Each line from the start of the entries through the line that contains "The functional is" should be output exactly, please.

** RECORDS SHOWN follows **

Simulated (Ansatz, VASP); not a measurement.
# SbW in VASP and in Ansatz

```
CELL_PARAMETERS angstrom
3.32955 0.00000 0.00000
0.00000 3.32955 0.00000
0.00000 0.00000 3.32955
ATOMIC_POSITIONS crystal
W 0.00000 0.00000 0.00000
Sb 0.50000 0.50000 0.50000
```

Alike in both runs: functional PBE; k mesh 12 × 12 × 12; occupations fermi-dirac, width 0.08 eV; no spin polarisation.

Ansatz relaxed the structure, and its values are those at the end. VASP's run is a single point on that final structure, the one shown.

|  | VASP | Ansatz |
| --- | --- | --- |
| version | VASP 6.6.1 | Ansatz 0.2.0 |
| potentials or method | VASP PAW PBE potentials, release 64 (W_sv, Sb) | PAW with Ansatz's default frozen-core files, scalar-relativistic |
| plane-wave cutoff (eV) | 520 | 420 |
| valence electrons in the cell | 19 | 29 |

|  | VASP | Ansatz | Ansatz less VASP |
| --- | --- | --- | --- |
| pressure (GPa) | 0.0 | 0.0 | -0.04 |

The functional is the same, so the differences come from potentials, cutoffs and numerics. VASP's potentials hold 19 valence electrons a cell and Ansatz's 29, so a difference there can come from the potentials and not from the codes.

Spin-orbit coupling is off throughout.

** End of RECORDS SHOWN **

— RESPONSE BOX —
Simulated (Ansatz, VASP); not a measurement.
# SbW in VASP and in Ansatz

```
CELL_PARAMETERS angstrom
3.32955 0.00000 0.00000
0.00000 3.32955 0.00000
0.00000 0.00000 3.32955
ATOMIC_POSITIONS crystal
W 0.00000 0.00000 0.00000
Sb 0.50000 0.50000 0.50000
```

Alike in both runs: functional PBE; k mesh 12 × 12 × 12; occupations fermi-dirac, width 0.08 eV; no spin polarisation.

Ansatz relaxed the structure, and its values are those at the end. VASP's run is a single point on that final structure, the one shown.

|  | VASP | Ansatz |
| --- | --- | --- |
| version | VASP 6.6.1 | Ansatz 0.2.0 |
| potentials or method | VASP PAW PBE potentials, release 64 (W_sv, Sb) | PAW with Ansatz's default frozen-core files, scalar-relativistic |
| plane-wave cutoff (eV) | 520 | 420 |
| valence electrons in the cell | 19 | 29 |

|  | VASP | Ansatz | Ansatz less VASP |
| --- | --- | --- | --- |
| pressure (GPa) | 0.0 | 0.0 | -0.04 |

The functional is the same, so the differences come from potentials, cutoffs and numerics. VASP's potentials hold 19 valence electrons a cell and Ansatz's 29, so a difference there can come from the potentials and not from the codes.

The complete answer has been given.